[MATERIAL SUPPLIED]
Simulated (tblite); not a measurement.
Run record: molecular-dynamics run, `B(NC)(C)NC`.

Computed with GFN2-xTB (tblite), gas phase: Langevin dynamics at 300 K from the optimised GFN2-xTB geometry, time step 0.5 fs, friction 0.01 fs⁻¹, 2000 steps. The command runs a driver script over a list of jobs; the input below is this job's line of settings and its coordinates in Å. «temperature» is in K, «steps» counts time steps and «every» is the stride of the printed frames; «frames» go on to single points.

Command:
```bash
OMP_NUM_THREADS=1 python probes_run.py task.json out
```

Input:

[WORK ORDER]
Reproduce the data shown above with every line intact.

[RESPONSE AREA]
Simulated (tblite); not a measurement.
Run record: molecular-dynamics run, `B(NC)(C)NC`.

Computed with GFN2-xTB (tblite), gas phase: Langevin dynamics at 300 K from the optimised GFN2-xTB geometry, time step 0.5 fs, friction 0.01 fs⁻¹, 2000 steps. The command runs a driver script over a list of jobs; the input below is this job's line of settings and its coordinates in Å. «temperature» is in K, «steps» counts time steps and «every» is the stride of the printed frames; «frames» go on to single points.

Command:
```bash
OMP_NUM_THREADS=1 python probes_run.py task.json out
```

Input:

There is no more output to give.